◆ **Work request**
Reproduce exactly the lines below from the one containing "(zinc, charge +2)**" through the one containing "S(−4) is the", including both, and nothing else.

◆ **Extracted material**
——
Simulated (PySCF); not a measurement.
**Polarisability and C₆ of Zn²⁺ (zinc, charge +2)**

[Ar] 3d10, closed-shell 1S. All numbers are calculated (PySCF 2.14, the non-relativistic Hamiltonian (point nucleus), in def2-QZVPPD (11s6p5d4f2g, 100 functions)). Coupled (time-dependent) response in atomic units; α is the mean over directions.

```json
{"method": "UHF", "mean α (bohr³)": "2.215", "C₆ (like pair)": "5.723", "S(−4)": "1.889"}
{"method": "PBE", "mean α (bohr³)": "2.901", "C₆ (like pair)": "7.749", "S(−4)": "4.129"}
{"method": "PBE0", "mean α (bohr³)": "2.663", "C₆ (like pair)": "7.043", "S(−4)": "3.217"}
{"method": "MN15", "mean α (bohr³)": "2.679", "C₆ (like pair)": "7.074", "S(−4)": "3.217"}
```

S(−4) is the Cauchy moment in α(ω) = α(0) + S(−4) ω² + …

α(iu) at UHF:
——

◆ **Your solution**
**Polarisability and C₆ of Zn²⁺ (zinc, charge +2)**

[Ar] 3d10, closed-shell 1S. All numbers are calculated (PySCF 2.14, the non-relativistic Hamiltonian (point nucleus), in def2-QZVPPD (11s6p5d4f2g, 100 functions)). Coupled (time-dependent) response in atomic units; α is the mean over directions.

```json
{"method": "UHF", "mean α (bohr³)": "2.215", "C₆ (like pair)": "5.723", "S(−4)": "1.889"}
{"method": "PBE", "mean α (bohr³)": "2.901", "C₆ (like pair)": "7.749", "S(−4)": "4.129"}
{"method": "PBE0", "mean α (bohr³)": "2.663", "C₆ (like pair)": "7.043", "S(−4)": "3.217"}
{"method": "MN15", "mean α (bohr³)": "2.679", "C₆ (like pair)": "7.074", "S(−4)": "3.217"}
```

S(−4) is the Cauchy moment in α(ω) = α(0) + S(−4) ω² + …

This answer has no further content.